## EXTRACTED RECORDS
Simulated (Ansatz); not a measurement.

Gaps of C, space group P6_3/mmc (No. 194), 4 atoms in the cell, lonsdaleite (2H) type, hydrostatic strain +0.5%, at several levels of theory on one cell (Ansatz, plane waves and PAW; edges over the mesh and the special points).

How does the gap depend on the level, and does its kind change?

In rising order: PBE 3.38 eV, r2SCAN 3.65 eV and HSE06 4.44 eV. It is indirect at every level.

## REQUIREMENT
Copy out precisely the lines from the line with "Gaps of C, space" to the line with "How does the" in the material above, including those two lines and omitting all the rest.

## EXERCISE RESPONSE
Gaps of C, space group P6_3/mmc (No. 194), 4 atoms in the cell, lonsdaleite (2H) type, hydrostatic strain +0.5%, at several levels of theory on one cell (Ansatz, plane waves and PAW; edges over the mesh and the special points).

How does the gap depend on the level, and does its kind change?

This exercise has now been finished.